····················

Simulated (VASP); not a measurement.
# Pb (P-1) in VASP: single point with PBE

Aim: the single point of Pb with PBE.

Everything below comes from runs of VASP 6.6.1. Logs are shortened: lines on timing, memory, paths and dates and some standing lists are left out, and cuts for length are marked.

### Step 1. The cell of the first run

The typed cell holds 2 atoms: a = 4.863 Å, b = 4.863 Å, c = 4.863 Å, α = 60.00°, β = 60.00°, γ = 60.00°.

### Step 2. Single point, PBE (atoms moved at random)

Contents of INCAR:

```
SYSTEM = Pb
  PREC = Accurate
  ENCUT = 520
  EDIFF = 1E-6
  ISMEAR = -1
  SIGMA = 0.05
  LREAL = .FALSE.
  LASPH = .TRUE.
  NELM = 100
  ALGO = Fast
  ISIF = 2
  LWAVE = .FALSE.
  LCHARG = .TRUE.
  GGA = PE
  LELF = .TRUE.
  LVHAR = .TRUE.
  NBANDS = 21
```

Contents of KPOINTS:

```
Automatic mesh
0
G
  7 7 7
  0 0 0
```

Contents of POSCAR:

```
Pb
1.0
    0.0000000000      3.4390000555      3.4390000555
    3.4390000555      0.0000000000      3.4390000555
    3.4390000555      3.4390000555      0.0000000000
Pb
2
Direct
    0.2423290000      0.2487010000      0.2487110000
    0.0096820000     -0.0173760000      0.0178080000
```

····················

> REQUIRED ACTION: Restate each record exactly as written.

> WRITTEN SOLUTION:
Simulated (VASP); not a measurement.
# Pb (P-1) in VASP: single point with PBE

Aim: the single point of Pb with PBE.

Everything below comes from runs of VASP 6.6.1. Logs are shortened: lines on timing, memory, paths and dates and some standing lists are left out, and cuts for length are marked.

### Step 1. The cell of the first run

The typed cell holds 2 atoms: a = 4.863 Å, b = 4.863 Å, c = 4.863 Å, α = 60.00°, β = 60.00°, γ = 60.00°.

### Step 2. Single point, PBE (atoms moved at random)

Contents of INCAR:

```
SYSTEM = Pb
  PREC = Accurate
  ENCUT = 520
  EDIFF = 1E-6
  ISMEAR = -1
  SIGMA = 0.05
  LREAL = .FALSE.
  LASPH = .TRUE.
  NELM = 100
  ALGO = Fast
  ISIF = 2
  LWAVE = .FALSE.
  LCHARG = .TRUE.
  GGA = PE
  LELF = .TRUE.
  LVHAR = .TRUE.
  NBANDS = 21
```

Contents of KPOINTS:

```
Automatic mesh
0
G
  7 7 7
  0 0 0
```

Contents of POSCAR:

```
Pb
1.0
    0.0000000000      3.4390000555      3.4390000555
    3.4390000555      0.0000000000      3.4390000555
    3.4390000555      3.4390000555      0.0000000000
Pb
2
Direct
    0.2423290000      0.2487010000      0.2487110000
    0.0096820000     -0.0173760000      0.0178080000
```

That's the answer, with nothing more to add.